→ BRIEF
Every line below should be given again without alteration.

Content starts

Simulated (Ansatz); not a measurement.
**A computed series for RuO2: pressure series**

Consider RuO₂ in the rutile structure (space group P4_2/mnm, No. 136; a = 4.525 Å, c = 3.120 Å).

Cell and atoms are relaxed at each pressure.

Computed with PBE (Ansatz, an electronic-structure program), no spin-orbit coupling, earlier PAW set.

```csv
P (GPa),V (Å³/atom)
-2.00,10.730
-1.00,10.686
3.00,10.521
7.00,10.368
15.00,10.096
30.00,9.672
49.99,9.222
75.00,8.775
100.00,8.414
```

Content ends

→ TASK SOLUTION
Simulated (Ansatz); not a measurement.
**A computed series for RuO2: pressure series**

Consider RuO₂ in the rutile structure (space group P4_2/mnm, No. 136; a = 4.525 Å, c = 3.120 Å).

Cell and atoms are relaxed at each pressure.

Computed with PBE (Ansatz, an electronic-structure program), no spin-orbit coupling, earlier PAW set.

```csv
P (GPa),V (Å³/atom)
-2.00,10.730
-1.00,10.686
3.00,10.521
7.00,10.368
15.00,10.096
30.00,9.672
49.99,9.222
75.00,8.775
100.00,8.414
```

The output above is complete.